| Extracted information |
((

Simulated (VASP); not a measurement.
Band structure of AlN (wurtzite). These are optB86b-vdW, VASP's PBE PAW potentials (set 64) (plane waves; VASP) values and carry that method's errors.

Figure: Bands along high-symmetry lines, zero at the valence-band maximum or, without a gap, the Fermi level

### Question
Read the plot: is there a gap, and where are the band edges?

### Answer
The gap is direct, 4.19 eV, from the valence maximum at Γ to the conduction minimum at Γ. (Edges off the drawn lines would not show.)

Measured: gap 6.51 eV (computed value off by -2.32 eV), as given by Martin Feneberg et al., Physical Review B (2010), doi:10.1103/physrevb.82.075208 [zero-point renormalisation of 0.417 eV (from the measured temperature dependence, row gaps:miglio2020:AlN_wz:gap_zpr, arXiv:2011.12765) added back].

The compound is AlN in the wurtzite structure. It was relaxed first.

))

| Work task |
Please repeat the records so that each one reads exactly as it does above.

| Task answer |
Simulated (VASP); not a measurement.
Band structure of AlN (wurtzite). These are optB86b-vdW, VASP's PBE PAW potentials (set 64) (plane waves; VASP) values and carry that method's errors.

Figure: Bands along high-symmetry lines, zero at the valence-band maximum or, without a gap, the Fermi level

### Question
Read the plot: is there a gap, and where are the band edges?

### Answer
The gap is direct, 4.19 eV, from the valence maximum at Γ to the conduction minimum at Γ. (Edges off the drawn lines would not show.)

Measured: gap 6.51 eV (computed value off by -2.32 eV), as given by Martin Feneberg et al., Physical Review B (2010), doi:10.1103/physrevb.82.075208 [zero-point renormalisation of 0.417 eV (from the measured temperature dependence, row gaps:miglio2020:AlN_wz:gap_zpr, arXiv:2011.12765) added back].

The compound is AlN in the wurtzite structure. It was relaxed first.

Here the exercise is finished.